## ENTRIES SHOWN
------------------------------------------------------------
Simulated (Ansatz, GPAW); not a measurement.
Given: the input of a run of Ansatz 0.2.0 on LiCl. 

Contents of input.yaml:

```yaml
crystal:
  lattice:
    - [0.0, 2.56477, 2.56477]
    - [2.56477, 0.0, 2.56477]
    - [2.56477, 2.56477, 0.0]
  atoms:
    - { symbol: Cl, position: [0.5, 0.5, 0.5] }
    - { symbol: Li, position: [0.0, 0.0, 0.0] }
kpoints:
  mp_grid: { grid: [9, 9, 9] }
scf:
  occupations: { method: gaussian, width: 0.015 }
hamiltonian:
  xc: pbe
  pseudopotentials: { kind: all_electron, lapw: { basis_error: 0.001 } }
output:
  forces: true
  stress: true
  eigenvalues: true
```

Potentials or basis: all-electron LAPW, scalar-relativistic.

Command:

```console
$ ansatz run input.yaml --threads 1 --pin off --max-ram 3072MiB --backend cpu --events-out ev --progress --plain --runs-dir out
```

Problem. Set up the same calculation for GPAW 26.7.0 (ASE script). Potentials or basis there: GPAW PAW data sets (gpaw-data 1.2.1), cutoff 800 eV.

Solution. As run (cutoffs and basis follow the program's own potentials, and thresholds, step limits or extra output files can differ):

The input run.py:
------------------------------------------------------------

Look above and repeat, character for character, the lines from the first one to the line with "Solution. As run", counting both.

## RESPONSE AREA
Simulated (Ansatz, GPAW); not a measurement.
Given: the input of a run of Ansatz 0.2.0 on LiCl. 

Contents of input.yaml:

```yaml
crystal:
  lattice:
    - [0.0, 2.56477, 2.56477]
    - [2.56477, 0.0, 2.56477]
    - [2.56477, 2.56477, 0.0]
  atoms:
    - { symbol: Cl, position: [0.5, 0.5, 0.5] }
    - { symbol: Li, position: [0.0, 0.0, 0.0] }
kpoints:
  mp_grid: { grid: [9, 9, 9] }
scf:
  occupations: { method: gaussian, width: 0.015 }
hamiltonian:
  xc: pbe
  pseudopotentials: { kind: all_electron, lapw: { basis_error: 0.001 } }
output:
  forces: true
  stress: true
  eigenvalues: true
```

Potentials or basis: all-electron LAPW, scalar-relativistic.

Command:

```console
$ ansatz run input.yaml --threads 1 --pin off --max-ram 3072MiB --backend cpu --events-out ev --progress --plain --runs-dir out
```

Problem. Set up the same calculation for GPAW 26.7.0 (ASE script). Potentials or basis there: GPAW PAW data sets (gpaw-data 1.2.1), cutoff 800 eV.

Solution. As run (cutoffs and basis follow the program's own potentials, and thresholds, step limits or extra output files can differ):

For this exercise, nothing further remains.